BEGIN INFORMATION GIVEN

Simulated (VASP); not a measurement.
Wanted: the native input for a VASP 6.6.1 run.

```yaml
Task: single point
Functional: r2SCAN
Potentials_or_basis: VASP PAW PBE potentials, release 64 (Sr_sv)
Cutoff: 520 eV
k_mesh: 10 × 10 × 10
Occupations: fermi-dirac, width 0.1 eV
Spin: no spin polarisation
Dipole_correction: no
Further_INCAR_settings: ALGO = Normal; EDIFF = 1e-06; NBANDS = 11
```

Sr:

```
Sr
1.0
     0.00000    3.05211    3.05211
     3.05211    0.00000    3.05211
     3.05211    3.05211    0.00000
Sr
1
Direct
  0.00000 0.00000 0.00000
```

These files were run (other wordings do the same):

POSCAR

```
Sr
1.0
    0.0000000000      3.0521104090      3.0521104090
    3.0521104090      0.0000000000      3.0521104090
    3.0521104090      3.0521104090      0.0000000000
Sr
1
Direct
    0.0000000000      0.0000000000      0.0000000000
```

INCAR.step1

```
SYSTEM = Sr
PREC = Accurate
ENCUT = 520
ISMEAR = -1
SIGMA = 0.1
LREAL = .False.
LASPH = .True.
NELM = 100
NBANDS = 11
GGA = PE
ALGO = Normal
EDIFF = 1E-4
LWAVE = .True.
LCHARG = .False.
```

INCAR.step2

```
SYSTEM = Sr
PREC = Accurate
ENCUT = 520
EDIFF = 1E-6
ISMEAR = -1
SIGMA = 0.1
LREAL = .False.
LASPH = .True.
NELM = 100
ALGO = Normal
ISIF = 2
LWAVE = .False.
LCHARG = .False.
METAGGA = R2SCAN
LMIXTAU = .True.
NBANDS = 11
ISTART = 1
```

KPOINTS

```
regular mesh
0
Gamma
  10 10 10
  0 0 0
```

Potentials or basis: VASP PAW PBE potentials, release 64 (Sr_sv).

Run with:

END INFORMATION GIVEN

# WORK INSTRUCTION:
Please retype the top of the data exactly, down to and including the line that holds "Potentials or basis: VASP", and nothing further.

# EXERCISE OUTPUT:
Simulated (VASP); not a measurement.
Wanted: the native input for a VASP 6.6.1 run.

```yaml
Task: single point
Functional: r2SCAN
Potentials_or_basis: VASP PAW PBE potentials, release 64 (Sr_sv)
Cutoff: 520 eV
k_mesh: 10 × 10 × 10
Occupations: fermi-dirac, width 0.1 eV
Spin: no spin polarisation
Dipole_correction: no
Further_INCAR_settings: ALGO = Normal; EDIFF = 1e-06; NBANDS = 11
```

Sr:

```
Sr
1.0
     0.00000    3.05211    3.05211
     3.05211    0.00000    3.05211
     3.05211    3.05211    0.00000
Sr
1
Direct
  0.00000 0.00000 0.00000
```

These files were run (other wordings do the same):

POSCAR

```
Sr
1.0
    0.0000000000      3.0521104090      3.0521104090
    3.0521104090      0.0000000000      3.0521104090
    3.0521104090      3.0521104090      0.0000000000
Sr
1
Direct
    0.0000000000      0.0000000000      0.0000000000
```

INCAR.step1

```
SYSTEM = Sr
PREC = Accurate
ENCUT = 520
ISMEAR = -1
SIGMA = 0.1
LREAL = .False.
LASPH = .True.
NELM = 100
NBANDS = 11
GGA = PE
ALGO = Normal
EDIFF = 1E-4
LWAVE = .True.
LCHARG = .False.
```

INCAR.step2

```
SYSTEM = Sr
PREC = Accurate
ENCUT = 520
EDIFF = 1E-6
ISMEAR = -1
SIGMA = 0.1
LREAL = .False.
LASPH = .True.
NELM = 100
ALGO = Normal
ISIF = 2
LWAVE = .False.
LCHARG = .False.
METAGGA = R2SCAN
LMIXTAU = .True.
NBANDS = 11
ISTART = 1
```

KPOINTS

```
regular mesh
0
Gamma
  10 10 10
  0 0 0
```

Potentials or basis: VASP PAW PBE potentials, release 64 (Sr_sv).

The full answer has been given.